*** Extracted records

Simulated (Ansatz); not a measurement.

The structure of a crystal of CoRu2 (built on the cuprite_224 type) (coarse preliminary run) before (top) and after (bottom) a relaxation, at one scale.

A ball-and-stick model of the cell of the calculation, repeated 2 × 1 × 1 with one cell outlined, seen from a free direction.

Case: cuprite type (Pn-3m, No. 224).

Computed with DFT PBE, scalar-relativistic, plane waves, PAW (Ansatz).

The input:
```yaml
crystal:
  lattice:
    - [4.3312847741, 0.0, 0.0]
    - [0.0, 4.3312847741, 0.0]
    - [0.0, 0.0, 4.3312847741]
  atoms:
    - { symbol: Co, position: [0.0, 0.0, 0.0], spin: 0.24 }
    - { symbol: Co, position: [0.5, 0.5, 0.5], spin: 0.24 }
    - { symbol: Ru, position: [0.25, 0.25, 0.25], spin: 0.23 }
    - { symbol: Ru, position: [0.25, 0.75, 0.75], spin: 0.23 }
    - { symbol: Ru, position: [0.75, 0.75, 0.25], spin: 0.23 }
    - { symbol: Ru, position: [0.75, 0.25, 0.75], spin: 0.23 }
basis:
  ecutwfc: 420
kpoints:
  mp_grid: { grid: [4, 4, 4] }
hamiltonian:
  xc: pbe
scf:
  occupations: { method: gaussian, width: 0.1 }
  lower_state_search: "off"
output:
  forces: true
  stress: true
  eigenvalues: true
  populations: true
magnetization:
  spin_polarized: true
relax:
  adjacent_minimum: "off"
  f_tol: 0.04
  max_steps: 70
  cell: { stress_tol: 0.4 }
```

******

## Work instruction
When you reach the end of the data, retype all of it exactly.

## Written solution
Simulated (Ansatz); not a measurement.

The structure of a crystal of CoRu2 (built on the cuprite_224 type) (coarse preliminary run) before (top) and after (bottom) a relaxation, at one scale.

A ball-and-stick model of the cell of the calculation, repeated 2 × 1 × 1 with one cell outlined, seen from a free direction.

Case: cuprite type (Pn-3m, No. 224).

Computed with DFT PBE, scalar-relativistic, plane waves, PAW (Ansatz).

The input:
```yaml
crystal:
  lattice:
    - [4.3312847741, 0.0, 0.0]
    - [0.0, 4.3312847741, 0.0]
    - [0.0, 0.0, 4.3312847741]
  atoms:
    - { symbol: Co, position: [0.0, 0.0, 0.0], spin: 0.24 }
    - { symbol: Co, position: [0.5, 0.5, 0.5], spin: 0.24 }
    - { symbol: Ru, position: [0.25, 0.25, 0.25], spin: 0.23 }
    - { symbol: Ru, position: [0.25, 0.75, 0.75], spin: 0.23 }
    - { symbol: Ru, position: [0.75, 0.75, 0.25], spin: 0.23 }
    - { symbol: Ru, position: [0.75, 0.25, 0.75], spin: 0.23 }
basis:
  ecutwfc: 420
kpoints:
  mp_grid: { grid: [4, 4, 4] }
hamiltonian:
  xc: pbe
scf:
  occupations: { method: gaussian, width: 0.1 }
  lower_state_search: "off"
output:
  forces: true
  stress: true
  eigenvalues: true
  populations: true
magnetization:
  spin_polarized: true
relax:
  adjacent_minimum: "off"
  f_tol: 0.04
  max_steps: 70
  cell: { stress_tol: 0.4 }
```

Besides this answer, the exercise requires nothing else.